> **Required action**: Below are some records; reproduce them exactly.

─── Recorded information ───

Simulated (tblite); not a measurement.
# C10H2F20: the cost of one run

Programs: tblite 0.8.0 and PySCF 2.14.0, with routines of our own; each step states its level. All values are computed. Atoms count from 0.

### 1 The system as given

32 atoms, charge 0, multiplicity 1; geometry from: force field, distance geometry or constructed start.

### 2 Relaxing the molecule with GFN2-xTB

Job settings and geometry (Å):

───

> **Problem solution**:
Simulated (tblite); not a measurement.
# C10H2F20: the cost of one run

Programs: tblite 0.8.0 and PySCF 2.14.0, with routines of our own; each step states its level. All values are computed. Atoms count from 0.

### 1 The system as given

32 atoms, charge 0, multiplicity 1; geometry from: force field, distance geometry or constructed start.

### 2 Relaxing the molecule with GFN2-xTB

Job settings and geometry (Å):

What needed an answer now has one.